**ENTRIES PROVIDED**
::::

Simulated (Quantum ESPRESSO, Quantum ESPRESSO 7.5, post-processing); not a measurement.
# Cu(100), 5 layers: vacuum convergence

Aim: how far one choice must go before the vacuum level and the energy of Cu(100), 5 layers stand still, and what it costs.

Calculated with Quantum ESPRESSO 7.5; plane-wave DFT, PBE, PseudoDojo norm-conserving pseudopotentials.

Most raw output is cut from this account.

::::

**ASSIGNMENT**
Extract the complete set of records unchanged.

**REPLY**
Simulated (Quantum ESPRESSO, Quantum ESPRESSO 7.5, post-processing); not a measurement.
# Cu(100), 5 layers: vacuum convergence

Aim: how far one choice must go before the vacuum level and the energy of Cu(100), 5 layers stand still, and what it costs.

Calculated with Quantum ESPRESSO 7.5; plane-wave DFT, PBE, PseudoDojo norm-conserving pseudopotentials.

Most raw output is cut from this account.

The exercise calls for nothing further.